------------------------------------------------
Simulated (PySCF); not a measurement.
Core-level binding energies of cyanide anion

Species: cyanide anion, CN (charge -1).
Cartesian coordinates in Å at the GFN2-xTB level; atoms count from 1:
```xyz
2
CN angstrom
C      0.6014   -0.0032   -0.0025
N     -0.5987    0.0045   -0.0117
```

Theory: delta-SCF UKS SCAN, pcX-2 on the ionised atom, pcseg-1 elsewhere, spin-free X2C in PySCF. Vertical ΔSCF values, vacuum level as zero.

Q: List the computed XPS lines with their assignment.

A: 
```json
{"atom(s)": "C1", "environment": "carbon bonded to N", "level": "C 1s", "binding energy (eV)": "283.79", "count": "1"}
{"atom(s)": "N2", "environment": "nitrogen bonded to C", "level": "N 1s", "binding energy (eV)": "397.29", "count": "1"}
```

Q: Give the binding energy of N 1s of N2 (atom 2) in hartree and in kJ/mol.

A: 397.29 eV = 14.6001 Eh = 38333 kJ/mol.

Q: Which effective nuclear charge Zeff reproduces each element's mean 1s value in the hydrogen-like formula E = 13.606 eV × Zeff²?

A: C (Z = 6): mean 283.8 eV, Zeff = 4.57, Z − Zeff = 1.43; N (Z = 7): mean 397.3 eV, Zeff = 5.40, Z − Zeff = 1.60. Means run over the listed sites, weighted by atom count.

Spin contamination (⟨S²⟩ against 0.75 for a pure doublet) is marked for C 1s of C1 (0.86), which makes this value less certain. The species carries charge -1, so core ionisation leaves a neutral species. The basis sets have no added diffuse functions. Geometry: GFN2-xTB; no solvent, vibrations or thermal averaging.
------------------------------------------------

**Activity**
With the first line of the material as the start and the line containing "A: C (Z = 6): mean" as the end, repeat that span exactly and add nothing.

**Task output**
Simulated (PySCF); not a measurement.
Core-level binding energies of cyanide anion

Species: cyanide anion, CN (charge -1).
Cartesian coordinates in Å at the GFN2-xTB level; atoms count from 1:
```xyz
2
CN angstrom
C      0.6014   -0.0032   -0.0025
N     -0.5987    0.0045   -0.0117
```

Theory: delta-SCF UKS SCAN, pcX-2 on the ionised atom, pcseg-1 elsewhere, spin-free X2C in PySCF. Vertical ΔSCF values, vacuum level as zero.

Q: List the computed XPS lines with their assignment.

A: 
```json
{"atom(s)": "C1", "environment": "carbon bonded to N", "level": "C 1s", "binding energy (eV)": "283.79", "count": "1"}
{"atom(s)": "N2", "environment": "nitrogen bonded to C", "level": "N 1s", "binding energy (eV)": "397.29", "count": "1"}
```

Q: Give the binding energy of N 1s of N2 (atom 2) in hartree and in kJ/mol.

A: 397.29 eV = 14.6001 Eh = 38333 kJ/mol.

Q: Which effective nuclear charge Zeff reproduces each element's mean 1s value in the hydrogen-like formula E = 13.606 eV × Zeff²?

A: C (Z = 6): mean 283.8 eV, Zeff = 4.57, Z − Zeff = 1.43; N (Z = 7): mean 397.3 eV, Zeff = 5.40, Z − Zeff = 1.60. Means run over the listed sites, weighted by atom count.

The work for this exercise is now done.